• _EXERCISE_
Reproduce every record below, character by character.

• _AVAILABLE DATA_
>>>
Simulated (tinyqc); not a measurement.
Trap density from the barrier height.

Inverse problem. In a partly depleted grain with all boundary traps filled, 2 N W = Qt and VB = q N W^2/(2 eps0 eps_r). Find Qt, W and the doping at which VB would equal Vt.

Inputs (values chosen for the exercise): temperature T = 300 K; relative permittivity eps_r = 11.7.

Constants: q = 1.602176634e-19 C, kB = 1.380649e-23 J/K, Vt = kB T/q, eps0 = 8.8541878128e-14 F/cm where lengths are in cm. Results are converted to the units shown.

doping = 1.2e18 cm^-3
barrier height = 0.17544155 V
<<<

• _EXERCISE RESPONSE_
Simulated (tinyqc); not a measurement.
Trap density from the barrier height.

Inverse problem. In a partly depleted grain with all boundary traps filled, 2 N W = Qt and VB = q N W^2/(2 eps0 eps_r). Find Qt, W and the doping at which VB would equal Vt.

Inputs (values chosen for the exercise): temperature T = 300 K; relative permittivity eps_r = 11.7.

Constants: q = 1.602176634e-19 C, kB = 1.380649e-23 J/K, Vt = kB T/q, eps0 = 8.8541878128e-14 F/cm where lengths are in cm. Results are converted to the units shown.

doping = 1.2e18 cm^-3
barrier height = 0.17544155 V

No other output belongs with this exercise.